Action item> Lines to restate from the data below: from the one containing "Crystal: RbH2." to the one containing "Answer: Over 65", both included. Give them again exactly, and only them.

===== Data records =====
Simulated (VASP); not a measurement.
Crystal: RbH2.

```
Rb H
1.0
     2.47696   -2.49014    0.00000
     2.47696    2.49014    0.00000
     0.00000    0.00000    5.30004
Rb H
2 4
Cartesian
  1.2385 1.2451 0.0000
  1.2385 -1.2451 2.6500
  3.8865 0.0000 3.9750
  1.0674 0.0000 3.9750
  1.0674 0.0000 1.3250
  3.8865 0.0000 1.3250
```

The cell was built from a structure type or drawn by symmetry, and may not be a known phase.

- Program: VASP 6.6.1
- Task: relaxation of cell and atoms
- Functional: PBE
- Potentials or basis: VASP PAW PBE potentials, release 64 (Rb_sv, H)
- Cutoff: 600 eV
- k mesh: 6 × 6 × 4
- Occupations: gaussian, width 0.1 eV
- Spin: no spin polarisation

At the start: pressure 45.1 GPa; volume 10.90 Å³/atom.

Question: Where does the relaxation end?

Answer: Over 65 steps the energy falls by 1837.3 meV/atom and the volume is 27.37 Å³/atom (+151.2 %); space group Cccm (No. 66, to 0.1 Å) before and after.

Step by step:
=====

Answer section>
Crystal: RbH2.

```
Rb H
1.0
     2.47696   -2.49014    0.00000
     2.47696    2.49014    0.00000
     0.00000    0.00000    5.30004
Rb H
2 4
Cartesian
  1.2385 1.2451 0.0000
  1.2385 -1.2451 2.6500
  3.8865 0.0000 3.9750
  1.0674 0.0000 3.9750
  1.0674 0.0000 1.3250
  3.8865 0.0000 1.3250
```

The cell was built from a structure type or drawn by symmetry, and may not be a known phase.

- Program: VASP 6.6.1
- Task: relaxation of cell and atoms
- Functional: PBE
- Potentials or basis: VASP PAW PBE potentials, release 64 (Rb_sv, H)
- Cutoff: 600 eV
- k mesh: 6 × 6 × 4
- Occupations: gaussian, width 0.1 eV
- Spin: no spin polarisation

At the start: pressure 45.1 GPa; volume 10.90 Å³/atom.

Question: Where does the relaxation end?

Answer: Over 65 steps the energy falls by 1837.3 meV/atom and the volume is 27.37 Å³/atom (+151.2 %); space group Cccm (No. 66, to 0.1 Å) before and after.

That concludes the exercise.